INFORMATION SUPPLIED:

Content starts

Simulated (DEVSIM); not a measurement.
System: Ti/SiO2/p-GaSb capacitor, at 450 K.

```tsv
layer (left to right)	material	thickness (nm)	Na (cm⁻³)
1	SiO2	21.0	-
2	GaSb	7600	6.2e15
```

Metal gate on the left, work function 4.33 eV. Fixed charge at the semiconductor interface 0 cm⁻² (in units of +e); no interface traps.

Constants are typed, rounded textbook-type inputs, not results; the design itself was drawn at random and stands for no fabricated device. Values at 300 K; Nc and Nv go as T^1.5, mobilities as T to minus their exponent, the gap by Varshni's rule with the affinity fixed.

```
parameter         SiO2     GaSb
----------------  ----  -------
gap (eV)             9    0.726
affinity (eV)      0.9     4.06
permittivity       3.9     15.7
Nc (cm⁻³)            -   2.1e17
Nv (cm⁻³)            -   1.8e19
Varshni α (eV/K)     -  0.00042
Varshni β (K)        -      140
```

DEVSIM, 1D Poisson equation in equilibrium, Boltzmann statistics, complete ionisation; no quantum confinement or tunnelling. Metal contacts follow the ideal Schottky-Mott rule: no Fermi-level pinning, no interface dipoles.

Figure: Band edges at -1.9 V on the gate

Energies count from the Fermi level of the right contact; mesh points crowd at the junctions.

Content ends

WORK REQUEST: Every line of the listing, first to last, should be retyped exactly.

WRITTEN REPLY:
Simulated (DEVSIM); not a measurement.
System: Ti/SiO2/p-GaSb capacitor, at 450 K.

```tsv
layer (left to right)	material	thickness (nm)	Na (cm⁻³)
1	SiO2	21.0	-
2	GaSb	7600	6.2e15
```

Metal gate on the left, work function 4.33 eV. Fixed charge at the semiconductor interface 0 cm⁻² (in units of +e); no interface traps.

Constants are typed, rounded textbook-type inputs, not results; the design itself was drawn at random and stands for no fabricated device. Values at 300 K; Nc and Nv go as T^1.5, mobilities as T to minus their exponent, the gap by Varshni's rule with the affinity fixed.

```
parameter         SiO2     GaSb
----------------  ----  -------
gap (eV)             9    0.726
affinity (eV)      0.9     4.06
permittivity       3.9     15.7
Nc (cm⁻³)            -   2.1e17
Nv (cm⁻³)            -   1.8e19
Varshni α (eV/K)     -  0.00042
Varshni β (K)        -      140
```

DEVSIM, 1D Poisson equation in equilibrium, Boltzmann statistics, complete ionisation; no quantum confinement or tunnelling. Metal contacts follow the ideal Schottky-Mott rule: no Fermi-level pinning, no interface dipoles.

Figure: Band edges at -1.9 V on the gate

Energies count from the Fermi level of the right contact; mesh points crowd at the junctions.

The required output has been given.